(Beginning of MATERIAL SHOWN)

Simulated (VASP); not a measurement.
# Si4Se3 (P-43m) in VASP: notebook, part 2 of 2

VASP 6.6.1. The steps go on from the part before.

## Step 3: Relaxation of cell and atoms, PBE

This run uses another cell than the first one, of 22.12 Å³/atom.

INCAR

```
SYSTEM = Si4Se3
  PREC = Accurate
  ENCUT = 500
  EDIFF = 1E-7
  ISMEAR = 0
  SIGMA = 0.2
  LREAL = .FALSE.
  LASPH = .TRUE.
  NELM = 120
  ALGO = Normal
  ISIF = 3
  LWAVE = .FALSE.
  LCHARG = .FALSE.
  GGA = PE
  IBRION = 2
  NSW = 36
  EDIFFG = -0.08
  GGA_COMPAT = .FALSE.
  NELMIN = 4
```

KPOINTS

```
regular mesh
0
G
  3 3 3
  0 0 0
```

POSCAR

(End of MATERIAL SHOWN)

### BRIEF
A word-for-word repeat of the full data is needed.

### TASK RESPONSE
Simulated (VASP); not a measurement.
# Si4Se3 (P-43m) in VASP: notebook, part 2 of 2

VASP 6.6.1. The steps go on from the part before.

## Step 3: Relaxation of cell and atoms, PBE

This run uses another cell than the first one, of 22.12 Å³/atom.

INCAR

```
SYSTEM = Si4Se3
  PREC = Accurate
  ENCUT = 500
  EDIFF = 1E-7
  ISMEAR = 0
  SIGMA = 0.2
  LREAL = .FALSE.
  LASPH = .TRUE.
  NELM = 120
  ALGO = Normal
  ISIF = 3
  LWAVE = .FALSE.
  LCHARG = .FALSE.
  GGA = PE
  IBRION = 2
  NSW = 36
  EDIFFG = -0.08
  GGA_COMPAT = .FALSE.
  NELMIN = 4
```

KPOINTS

```
regular mesh
0
G
  3 3 3
  0 0 0
```

POSCAR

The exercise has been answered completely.